> Material provided
--------------------
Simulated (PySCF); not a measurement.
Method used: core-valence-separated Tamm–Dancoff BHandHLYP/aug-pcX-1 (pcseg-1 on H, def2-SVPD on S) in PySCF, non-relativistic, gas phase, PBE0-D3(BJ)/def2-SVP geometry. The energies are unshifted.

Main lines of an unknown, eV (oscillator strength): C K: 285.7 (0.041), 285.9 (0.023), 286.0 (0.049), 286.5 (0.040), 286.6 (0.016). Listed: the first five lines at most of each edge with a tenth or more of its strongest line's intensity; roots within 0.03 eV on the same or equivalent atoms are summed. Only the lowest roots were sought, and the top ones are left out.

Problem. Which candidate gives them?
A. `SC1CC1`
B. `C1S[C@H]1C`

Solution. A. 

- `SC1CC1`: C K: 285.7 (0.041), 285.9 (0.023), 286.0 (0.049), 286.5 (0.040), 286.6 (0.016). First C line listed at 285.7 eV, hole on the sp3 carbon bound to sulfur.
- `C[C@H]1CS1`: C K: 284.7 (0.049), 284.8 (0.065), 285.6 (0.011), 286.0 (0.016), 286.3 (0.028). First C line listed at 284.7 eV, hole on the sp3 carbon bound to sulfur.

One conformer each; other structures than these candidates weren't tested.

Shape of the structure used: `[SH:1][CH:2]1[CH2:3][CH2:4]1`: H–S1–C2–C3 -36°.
--------------------

> Exercise
Give back, exactly as written, the stretch from the line with "Main lines of" through the line with "One conformer each;", and no other lines from the records above.

> Worked solution
Main lines of an unknown, eV (oscillator strength): C K: 285.7 (0.041), 285.9 (0.023), 286.0 (0.049), 286.5 (0.040), 286.6 (0.016). Listed: the first five lines at most of each edge with a tenth or more of its strongest line's intensity; roots within 0.03 eV on the same or equivalent atoms are summed. Only the lowest roots were sought, and the top ones are left out.

Problem. Which candidate gives them?
A. `SC1CC1`
B. `C1S[C@H]1C`

Solution. A. 

- `SC1CC1`: C K: 285.7 (0.041), 285.9 (0.023), 286.0 (0.049), 286.5 (0.040), 286.6 (0.016). First C line listed at 285.7 eV, hole on the sp3 carbon bound to sulfur.
- `C[C@H]1CS1`: C K: 284.7 (0.049), 284.8 (0.065), 285.6 (0.011), 286.0 (0.016), 286.3 (0.028). First C line listed at 284.7 eV, hole on the sp3 carbon bound to sulfur.

One conformer each; other structures than these candidates weren't tested.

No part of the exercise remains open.